▸ **Work order**
Every line of the material that follows must be printed again exactly.

====== Supplied entries ======
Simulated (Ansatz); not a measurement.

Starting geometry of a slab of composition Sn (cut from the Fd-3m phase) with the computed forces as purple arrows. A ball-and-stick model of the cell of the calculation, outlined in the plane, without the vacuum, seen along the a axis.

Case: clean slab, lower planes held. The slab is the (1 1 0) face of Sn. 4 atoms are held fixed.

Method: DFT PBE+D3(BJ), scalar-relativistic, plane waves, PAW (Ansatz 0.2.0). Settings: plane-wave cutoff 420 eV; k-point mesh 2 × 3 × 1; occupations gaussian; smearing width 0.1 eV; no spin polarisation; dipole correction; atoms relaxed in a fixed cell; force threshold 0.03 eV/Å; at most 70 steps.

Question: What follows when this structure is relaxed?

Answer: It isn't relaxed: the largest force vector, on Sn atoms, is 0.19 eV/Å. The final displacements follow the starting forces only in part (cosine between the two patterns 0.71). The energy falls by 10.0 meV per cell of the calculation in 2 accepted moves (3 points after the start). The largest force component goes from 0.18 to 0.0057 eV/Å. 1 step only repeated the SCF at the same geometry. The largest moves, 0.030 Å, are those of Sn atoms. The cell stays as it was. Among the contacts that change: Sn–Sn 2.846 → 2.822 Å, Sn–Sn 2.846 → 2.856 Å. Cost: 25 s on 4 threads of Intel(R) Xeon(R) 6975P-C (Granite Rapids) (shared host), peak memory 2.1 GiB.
======

▸ **Worked solution**
Simulated (Ansatz); not a measurement.

Starting geometry of a slab of composition Sn (cut from the Fd-3m phase) with the computed forces as purple arrows. A ball-and-stick model of the cell of the calculation, outlined in the plane, without the vacuum, seen along the a axis.

Case: clean slab, lower planes held. The slab is the (1 1 0) face of Sn. 4 atoms are held fixed.

Method: DFT PBE+D3(BJ), scalar-relativistic, plane waves, PAW (Ansatz 0.2.0). Settings: plane-wave cutoff 420 eV; k-point mesh 2 × 3 × 1; occupations gaussian; smearing width 0.1 eV; no spin polarisation; dipole correction; atoms relaxed in a fixed cell; force threshold 0.03 eV/Å; at most 70 steps.

Question: What follows when this structure is relaxed?

Answer: It isn't relaxed: the largest force vector, on Sn atoms, is 0.19 eV/Å. The final displacements follow the starting forces only in part (cosine between the two patterns 0.71). The energy falls by 10.0 meV per cell of the calculation in 2 accepted moves (3 points after the start). The largest force component goes from 0.18 to 0.0057 eV/Å. 1 step only repeated the SCF at the same geometry. The largest moves, 0.030 Å, are those of Sn atoms. The cell stays as it was. Among the contacts that change: Sn–Sn 2.846 → 2.822 Å, Sn–Sn 2.846 → 2.856 Å. Cost: 25 s on 4 threads of Intel(R) Xeon(R) 6975P-C (Granite Rapids) (shared host), peak memory 2.1 GiB.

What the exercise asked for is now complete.